#### REQUIRED ACTION:
When you reach the line in the data below that contains "### Results, with one run withheld", please start repeating lines exactly, and stop after the line that contains "Estimate the energy of run 2 from the others.", repeating nothing else.

#### RAW DATA:
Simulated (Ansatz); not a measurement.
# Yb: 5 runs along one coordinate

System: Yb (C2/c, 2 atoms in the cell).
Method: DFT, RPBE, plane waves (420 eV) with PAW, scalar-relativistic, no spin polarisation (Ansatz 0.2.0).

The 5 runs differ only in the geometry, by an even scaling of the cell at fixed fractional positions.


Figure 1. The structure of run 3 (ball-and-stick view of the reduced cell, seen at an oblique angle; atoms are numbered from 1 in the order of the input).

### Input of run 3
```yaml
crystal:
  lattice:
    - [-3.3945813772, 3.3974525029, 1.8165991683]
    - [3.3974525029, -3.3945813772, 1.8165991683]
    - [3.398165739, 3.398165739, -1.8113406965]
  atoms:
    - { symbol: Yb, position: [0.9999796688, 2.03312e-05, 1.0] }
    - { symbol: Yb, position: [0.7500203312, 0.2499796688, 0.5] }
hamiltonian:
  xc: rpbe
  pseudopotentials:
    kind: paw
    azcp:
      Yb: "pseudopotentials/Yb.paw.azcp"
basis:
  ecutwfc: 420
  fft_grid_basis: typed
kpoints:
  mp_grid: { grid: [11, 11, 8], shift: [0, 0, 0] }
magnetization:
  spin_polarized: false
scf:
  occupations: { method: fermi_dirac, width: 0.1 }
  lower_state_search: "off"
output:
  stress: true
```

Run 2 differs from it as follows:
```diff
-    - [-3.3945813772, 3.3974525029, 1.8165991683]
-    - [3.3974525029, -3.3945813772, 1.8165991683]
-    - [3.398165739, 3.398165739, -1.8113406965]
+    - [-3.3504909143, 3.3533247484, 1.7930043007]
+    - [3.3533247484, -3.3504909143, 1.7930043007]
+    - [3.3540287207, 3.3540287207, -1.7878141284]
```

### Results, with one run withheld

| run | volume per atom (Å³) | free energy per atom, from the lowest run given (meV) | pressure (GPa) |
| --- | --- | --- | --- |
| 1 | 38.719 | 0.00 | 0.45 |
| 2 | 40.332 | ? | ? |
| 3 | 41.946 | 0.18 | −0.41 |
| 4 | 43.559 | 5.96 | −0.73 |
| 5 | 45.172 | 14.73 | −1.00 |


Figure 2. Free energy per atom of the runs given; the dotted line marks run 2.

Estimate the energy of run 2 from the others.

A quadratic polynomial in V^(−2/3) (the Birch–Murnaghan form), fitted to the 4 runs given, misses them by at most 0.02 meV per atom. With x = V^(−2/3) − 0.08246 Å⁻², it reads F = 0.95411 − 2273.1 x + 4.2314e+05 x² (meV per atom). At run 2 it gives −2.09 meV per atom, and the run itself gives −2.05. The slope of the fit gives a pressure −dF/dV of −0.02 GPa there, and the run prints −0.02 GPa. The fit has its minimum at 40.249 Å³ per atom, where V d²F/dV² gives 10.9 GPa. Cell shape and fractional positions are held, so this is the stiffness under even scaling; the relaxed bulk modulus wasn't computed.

#### RESPONSE BOX:
### Results, with one run withheld

| run | volume per atom (Å³) | free energy per atom, from the lowest run given (meV) | pressure (GPa) |
| --- | --- | --- | --- |
| 1 | 38.719 | 0.00 | 0.45 |
| 2 | 40.332 | ? | ? |
| 3 | 41.946 | 0.18 | −0.41 |
| 4 | 43.559 | 5.96 | −0.73 |
| 5 | 45.172 | 14.73 | −1.00 |


Figure 2. Free energy per atom of the runs given; the dotted line marks run 2.

Estimate the energy of run 2 from the others.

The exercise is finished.